- TASK ITEM
From the entries that follow, reproduce exactly and only the lines from the line with "## The Hueckel matrix" to the line with "H_rr = alpha", endpoints included.

- EXTRACTED ENTRIES
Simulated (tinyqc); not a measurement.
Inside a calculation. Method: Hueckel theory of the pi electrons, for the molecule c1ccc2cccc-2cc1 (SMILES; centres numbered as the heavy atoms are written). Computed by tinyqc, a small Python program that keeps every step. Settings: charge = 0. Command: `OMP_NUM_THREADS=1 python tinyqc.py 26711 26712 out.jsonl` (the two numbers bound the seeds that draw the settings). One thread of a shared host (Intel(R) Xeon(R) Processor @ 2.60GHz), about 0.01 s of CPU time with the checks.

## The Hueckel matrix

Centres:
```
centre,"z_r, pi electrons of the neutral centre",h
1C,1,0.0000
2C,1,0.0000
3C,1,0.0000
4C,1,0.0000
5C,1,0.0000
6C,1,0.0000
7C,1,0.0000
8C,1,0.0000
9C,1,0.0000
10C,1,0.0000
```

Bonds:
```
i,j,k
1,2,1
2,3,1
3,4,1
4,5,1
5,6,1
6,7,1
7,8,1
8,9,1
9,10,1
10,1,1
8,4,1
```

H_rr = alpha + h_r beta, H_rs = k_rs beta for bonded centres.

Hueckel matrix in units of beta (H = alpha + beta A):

- SOLUTION
## The Hueckel matrix

Centres:
```
centre,"z_r, pi electrons of the neutral centre",h
1C,1,0.0000
2C,1,0.0000
3C,1,0.0000
4C,1,0.0000
5C,1,0.0000
6C,1,0.0000
7C,1,0.0000
8C,1,0.0000
9C,1,0.0000
10C,1,0.0000
```

Bonds:
```
i,j,k
1,2,1
2,3,1
3,4,1
4,5,1
5,6,1
6,7,1
7,8,1
8,9,1
9,10,1
10,1,1
8,4,1
```

H_rr = alpha + h_r beta, H_rs = k_rs beta for bonded centres.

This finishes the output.